Data excerpts:
_ _ _ _ _
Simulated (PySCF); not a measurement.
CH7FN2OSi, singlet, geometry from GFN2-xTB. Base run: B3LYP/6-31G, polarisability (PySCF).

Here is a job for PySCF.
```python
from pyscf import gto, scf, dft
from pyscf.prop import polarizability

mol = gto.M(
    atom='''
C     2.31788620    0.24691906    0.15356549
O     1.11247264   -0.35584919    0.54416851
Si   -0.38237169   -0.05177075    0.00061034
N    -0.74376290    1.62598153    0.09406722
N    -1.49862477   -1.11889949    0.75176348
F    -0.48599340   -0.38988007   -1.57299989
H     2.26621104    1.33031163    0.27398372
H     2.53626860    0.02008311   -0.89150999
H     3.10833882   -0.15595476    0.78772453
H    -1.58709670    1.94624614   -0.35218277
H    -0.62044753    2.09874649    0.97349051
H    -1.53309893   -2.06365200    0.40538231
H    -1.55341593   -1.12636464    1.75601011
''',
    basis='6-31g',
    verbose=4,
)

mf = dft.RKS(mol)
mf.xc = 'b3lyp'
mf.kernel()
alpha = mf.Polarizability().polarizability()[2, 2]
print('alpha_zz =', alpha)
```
_ _ _ _ _

Required action: Could every record be printed again exactly as it reads?

Task answer:
Simulated (PySCF); not a measurement.
CH7FN2OSi, singlet, geometry from GFN2-xTB. Base run: B3LYP/6-31G, polarisability (PySCF).

Here is a job for PySCF.
```python
from pyscf import gto, scf, dft
from pyscf.prop import polarizability

mol = gto.M(
    atom='''
C     2.31788620    0.24691906    0.15356549
O     1.11247264   -0.35584919    0.54416851
Si   -0.38237169   -0.05177075    0.00061034
N    -0.74376290    1.62598153    0.09406722
N    -1.49862477   -1.11889949    0.75176348
F    -0.48599340   -0.38988007   -1.57299989
H     2.26621104    1.33031163    0.27398372
H     2.53626860    0.02008311   -0.89150999
H     3.10833882   -0.15595476    0.78772453
H    -1.58709670    1.94624614   -0.35218277
H    -0.62044753    2.09874649    0.97349051
H    -1.53309893   -2.06365200    0.40538231
H    -1.55341593   -1.12636464    1.75601011
''',
    basis='6-31g',
    verbose=4,
)

mf = dft.RKS(mol)
mf.xc = 'b3lyp'
mf.kernel()
alpha = mf.Polarizability().polarizability()[2, 2]
print('alpha_zz =', alpha)
```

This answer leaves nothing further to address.